▶ **Brief**:
This exercise calls for every record to be set down exactly.

======== Raw data

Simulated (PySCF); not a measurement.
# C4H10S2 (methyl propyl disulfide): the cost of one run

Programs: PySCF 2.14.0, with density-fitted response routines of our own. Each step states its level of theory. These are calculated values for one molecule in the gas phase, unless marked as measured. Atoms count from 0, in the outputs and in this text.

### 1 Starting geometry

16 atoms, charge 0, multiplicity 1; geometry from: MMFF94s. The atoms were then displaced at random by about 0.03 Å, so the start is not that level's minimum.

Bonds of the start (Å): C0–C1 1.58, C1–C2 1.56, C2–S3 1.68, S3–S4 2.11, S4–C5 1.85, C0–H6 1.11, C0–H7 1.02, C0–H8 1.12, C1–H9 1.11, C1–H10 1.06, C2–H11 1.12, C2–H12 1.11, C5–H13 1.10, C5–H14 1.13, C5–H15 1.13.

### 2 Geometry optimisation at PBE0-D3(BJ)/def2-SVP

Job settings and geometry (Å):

================

▶ **Exercise response**:
Simulated (PySCF); not a measurement.
# C4H10S2 (methyl propyl disulfide): the cost of one run

Programs: PySCF 2.14.0, with density-fitted response routines of our own. Each step states its level of theory. These are calculated values for one molecule in the gas phase, unless marked as measured. Atoms count from 0, in the outputs and in this text.

### 1 Starting geometry

16 atoms, charge 0, multiplicity 1; geometry from: MMFF94s. The atoms were then displaced at random by about 0.03 Å, so the start is not that level's minimum.

Bonds of the start (Å): C0–C1 1.58, C1–C2 1.56, C2–S3 1.68, S3–S4 2.11, S4–C5 1.85, C0–H6 1.11, C0–H7 1.02, C0–H8 1.12, C1–H9 1.11, C1–H10 1.06, C2–H11 1.12, C2–H12 1.11, C5–H13 1.10, C5–H14 1.13, C5–H15 1.13.

### 2 Geometry optimisation at PBE0-D3(BJ)/def2-SVP

Job settings and geometry (Å):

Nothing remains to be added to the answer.